→ Requirement
In full and without alteration, write out the data below.

------ Supplied information

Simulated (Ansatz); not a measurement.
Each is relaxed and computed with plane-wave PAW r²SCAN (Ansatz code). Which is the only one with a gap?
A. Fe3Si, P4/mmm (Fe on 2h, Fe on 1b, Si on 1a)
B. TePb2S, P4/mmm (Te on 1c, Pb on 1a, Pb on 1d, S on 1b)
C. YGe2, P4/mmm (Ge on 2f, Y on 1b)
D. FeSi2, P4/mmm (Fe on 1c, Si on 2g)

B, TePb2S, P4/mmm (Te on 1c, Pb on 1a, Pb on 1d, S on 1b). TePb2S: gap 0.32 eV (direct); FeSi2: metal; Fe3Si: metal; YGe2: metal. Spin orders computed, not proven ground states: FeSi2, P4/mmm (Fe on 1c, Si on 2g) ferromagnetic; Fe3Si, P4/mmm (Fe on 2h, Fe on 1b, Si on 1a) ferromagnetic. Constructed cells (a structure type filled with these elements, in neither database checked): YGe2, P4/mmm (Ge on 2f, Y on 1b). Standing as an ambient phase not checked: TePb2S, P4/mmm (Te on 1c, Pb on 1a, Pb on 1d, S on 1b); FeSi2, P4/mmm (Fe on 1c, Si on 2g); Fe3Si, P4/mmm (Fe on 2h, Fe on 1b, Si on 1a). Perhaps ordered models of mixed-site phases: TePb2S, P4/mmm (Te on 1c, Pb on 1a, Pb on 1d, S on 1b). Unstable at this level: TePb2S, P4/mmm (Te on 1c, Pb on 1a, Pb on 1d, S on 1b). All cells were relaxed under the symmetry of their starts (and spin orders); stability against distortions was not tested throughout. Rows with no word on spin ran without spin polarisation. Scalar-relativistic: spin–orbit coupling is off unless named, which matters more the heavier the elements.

------------

→ Task response
Simulated (Ansatz); not a measurement.
Each is relaxed and computed with plane-wave PAW r²SCAN (Ansatz code). Which is the only one with a gap?
A. Fe3Si, P4/mmm (Fe on 2h, Fe on 1b, Si on 1a)
B. TePb2S, P4/mmm (Te on 1c, Pb on 1a, Pb on 1d, S on 1b)
C. YGe2, P4/mmm (Ge on 2f, Y on 1b)
D. FeSi2, P4/mmm (Fe on 1c, Si on 2g)

B, TePb2S, P4/mmm (Te on 1c, Pb on 1a, Pb on 1d, S on 1b). TePb2S: gap 0.32 eV (direct); FeSi2: metal; Fe3Si: metal; YGe2: metal. Spin orders computed, not proven ground states: FeSi2, P4/mmm (Fe on 1c, Si on 2g) ferromagnetic; Fe3Si, P4/mmm (Fe on 2h, Fe on 1b, Si on 1a) ferromagnetic. Constructed cells (a structure type filled with these elements, in neither database checked): YGe2, P4/mmm (Ge on 2f, Y on 1b). Standing as an ambient phase not checked: TePb2S, P4/mmm (Te on 1c, Pb on 1a, Pb on 1d, S on 1b); FeSi2, P4/mmm (Fe on 1c, Si on 2g); Fe3Si, P4/mmm (Fe on 2h, Fe on 1b, Si on 1a). Perhaps ordered models of mixed-site phases: TePb2S, P4/mmm (Te on 1c, Pb on 1a, Pb on 1d, S on 1b). Unstable at this level: TePb2S, P4/mmm (Te on 1c, Pb on 1a, Pb on 1d, S on 1b). All cells were relaxed under the symmetry of their starts (and spin orders); stability against distortions was not tested throughout. Rows with no word on spin ran without spin polarisation. Scalar-relativistic: spin–orbit coupling is off unless named, which matters more the heavier the elements.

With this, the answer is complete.